Start of Source information
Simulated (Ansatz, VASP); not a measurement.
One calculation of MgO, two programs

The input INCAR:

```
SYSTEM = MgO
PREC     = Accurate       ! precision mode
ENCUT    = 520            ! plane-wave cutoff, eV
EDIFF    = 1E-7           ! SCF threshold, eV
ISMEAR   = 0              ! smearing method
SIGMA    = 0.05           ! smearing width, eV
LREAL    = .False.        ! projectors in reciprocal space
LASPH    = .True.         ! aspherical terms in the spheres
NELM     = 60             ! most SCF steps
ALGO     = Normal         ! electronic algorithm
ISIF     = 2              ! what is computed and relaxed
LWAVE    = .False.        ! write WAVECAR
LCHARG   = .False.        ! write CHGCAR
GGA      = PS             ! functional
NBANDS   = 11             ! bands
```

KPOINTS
End of Source information

*Work instruction*:
Reproduce the material word for word. Leave nothing out.

*Exercise solution*:
Simulated (Ansatz, VASP); not a measurement.
One calculation of MgO, two programs

The input INCAR:

```
SYSTEM = MgO
PREC     = Accurate       ! precision mode
ENCUT    = 520            ! plane-wave cutoff, eV
EDIFF    = 1E-7           ! SCF threshold, eV
ISMEAR   = 0              ! smearing method
SIGMA    = 0.05           ! smearing width, eV
LREAL    = .False.        ! projectors in reciprocal space
LASPH    = .True.         ! aspherical terms in the spheres
NELM     = 60             ! most SCF steps
ALGO     = Normal         ! electronic algorithm
ISIF     = 2              ! what is computed and relaxed
LWAVE    = .False.        ! write WAVECAR
LCHARG   = .False.        ! write CHGCAR
GGA      = PS             ! functional
NBANDS   = 11             ! bands
```

KPOINTS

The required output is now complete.